Beginning with the first line of the entries below, quote each line until you reach and include the line with "Set up the same".

-- Opening Marker --
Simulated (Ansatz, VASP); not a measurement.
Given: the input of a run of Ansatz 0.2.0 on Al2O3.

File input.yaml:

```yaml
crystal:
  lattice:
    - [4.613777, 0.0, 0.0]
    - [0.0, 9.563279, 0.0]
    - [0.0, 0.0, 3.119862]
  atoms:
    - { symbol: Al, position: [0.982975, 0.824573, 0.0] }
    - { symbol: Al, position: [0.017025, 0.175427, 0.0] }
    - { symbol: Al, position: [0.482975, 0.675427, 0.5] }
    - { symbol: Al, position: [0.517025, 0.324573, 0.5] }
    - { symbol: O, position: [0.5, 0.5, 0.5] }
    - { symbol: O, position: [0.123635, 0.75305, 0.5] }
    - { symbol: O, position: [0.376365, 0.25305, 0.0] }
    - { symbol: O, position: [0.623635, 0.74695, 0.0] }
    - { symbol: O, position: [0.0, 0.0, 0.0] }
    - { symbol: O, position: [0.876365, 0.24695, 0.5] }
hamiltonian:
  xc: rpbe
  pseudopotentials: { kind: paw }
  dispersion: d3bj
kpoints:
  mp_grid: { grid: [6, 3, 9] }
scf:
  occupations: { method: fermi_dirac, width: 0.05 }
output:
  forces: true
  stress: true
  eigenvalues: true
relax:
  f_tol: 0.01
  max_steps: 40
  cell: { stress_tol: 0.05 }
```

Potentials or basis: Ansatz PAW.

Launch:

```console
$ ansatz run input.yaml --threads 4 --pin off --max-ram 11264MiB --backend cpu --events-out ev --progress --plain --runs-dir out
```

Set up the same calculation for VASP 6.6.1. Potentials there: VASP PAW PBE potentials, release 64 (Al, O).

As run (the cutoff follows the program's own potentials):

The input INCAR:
-- Closing Marker --

_Your response_.
Simulated (Ansatz, VASP); not a measurement.
Given: the input of a run of Ansatz 0.2.0 on Al2O3.

File input.yaml:

```yaml
crystal:
  lattice:
    - [4.613777, 0.0, 0.0]
    - [0.0, 9.563279, 0.0]
    - [0.0, 0.0, 3.119862]
  atoms:
    - { symbol: Al, position: [0.982975, 0.824573, 0.0] }
    - { symbol: Al, position: [0.017025, 0.175427, 0.0] }
    - { symbol: Al, position: [0.482975, 0.675427, 0.5] }
    - { symbol: Al, position: [0.517025, 0.324573, 0.5] }
    - { symbol: O, position: [0.5, 0.5, 0.5] }
    - { symbol: O, position: [0.123635, 0.75305, 0.5] }
    - { symbol: O, position: [0.376365, 0.25305, 0.0] }
    - { symbol: O, position: [0.623635, 0.74695, 0.0] }
    - { symbol: O, position: [0.0, 0.0, 0.0] }
    - { symbol: O, position: [0.876365, 0.24695, 0.5] }
hamiltonian:
  xc: rpbe
  pseudopotentials: { kind: paw }
  dispersion: d3bj
kpoints:
  mp_grid: { grid: [6, 3, 9] }
scf:
  occupations: { method: fermi_dirac, width: 0.05 }
output:
  forces: true
  stress: true
  eigenvalues: true
relax:
  f_tol: 0.01
  max_steps: 40
  cell: { stress_tol: 0.05 }
```

Potentials or basis: Ansatz PAW.

Launch:

```console
$ ansatz run input.yaml --threads 4 --pin off --max-ram 11264MiB --backend cpu --events-out ev --progress --plain --runs-dir out
```

Set up the same calculation for VASP 6.6.1. Potentials there: VASP PAW PBE potentials, release 64 (Al, O).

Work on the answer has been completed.